__Work item__
Every line of the material must come back exactly as given.

══════

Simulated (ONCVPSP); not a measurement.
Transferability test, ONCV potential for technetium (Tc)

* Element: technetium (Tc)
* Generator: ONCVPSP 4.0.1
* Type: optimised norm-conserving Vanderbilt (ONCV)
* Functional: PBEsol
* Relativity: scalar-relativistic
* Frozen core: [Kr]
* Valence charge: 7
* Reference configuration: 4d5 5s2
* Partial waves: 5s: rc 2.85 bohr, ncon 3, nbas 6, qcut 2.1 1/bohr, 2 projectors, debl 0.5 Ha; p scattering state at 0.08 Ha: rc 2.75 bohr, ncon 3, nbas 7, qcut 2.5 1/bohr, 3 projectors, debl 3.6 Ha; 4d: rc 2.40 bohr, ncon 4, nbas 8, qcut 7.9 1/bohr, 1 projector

══════

__Expected answer__
Simulated (ONCVPSP); not a measurement.
Transferability test, ONCV potential for technetium (Tc)

* Element: technetium (Tc)
* Generator: ONCVPSP 4.0.1
* Type: optimised norm-conserving Vanderbilt (ONCV)
* Functional: PBEsol
* Relativity: scalar-relativistic
* Frozen core: [Kr]
* Valence charge: 7
* Reference configuration: 4d5 5s2
* Partial waves: 5s: rc 2.85 bohr, ncon 3, nbas 6, qcut 2.1 1/bohr, 2 projectors, debl 0.5 Ha; p scattering state at 0.08 Ha: rc 2.75 bohr, ncon 3, nbas 7, qcut 2.5 1/bohr, 3 projectors, debl 3.6 Ha; 4d: rc 2.40 bohr, ncon 4, nbas 8, qcut 7.9 1/bohr, 1 projector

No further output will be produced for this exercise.